Using the data beneath this instruction, retype only the lines from the one that contains "The start comes" down to the one that contains "between the two?**", both included, exactly as they appear.

DATA SECTION:
-- Opening Marker --

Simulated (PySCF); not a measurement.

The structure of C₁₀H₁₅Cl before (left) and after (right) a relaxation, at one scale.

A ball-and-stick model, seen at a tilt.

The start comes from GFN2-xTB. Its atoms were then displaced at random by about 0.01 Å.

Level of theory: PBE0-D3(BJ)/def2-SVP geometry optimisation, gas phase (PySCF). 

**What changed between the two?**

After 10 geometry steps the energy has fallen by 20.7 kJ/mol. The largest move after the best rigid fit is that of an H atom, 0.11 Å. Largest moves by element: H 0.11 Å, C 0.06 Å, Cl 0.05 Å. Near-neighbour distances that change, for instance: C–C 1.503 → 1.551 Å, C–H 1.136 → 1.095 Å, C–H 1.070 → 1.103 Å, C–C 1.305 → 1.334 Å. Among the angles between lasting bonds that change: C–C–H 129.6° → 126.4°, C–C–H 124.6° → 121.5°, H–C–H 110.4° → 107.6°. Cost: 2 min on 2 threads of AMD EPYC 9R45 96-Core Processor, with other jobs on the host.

-- Closing Marker --

ANSWER SECTION:
The start comes from GFN2-xTB. Its atoms were then displaced at random by about 0.01 Å.

Level of theory: PBE0-D3(BJ)/def2-SVP geometry optimisation, gas phase (PySCF). 

**What changed between the two?**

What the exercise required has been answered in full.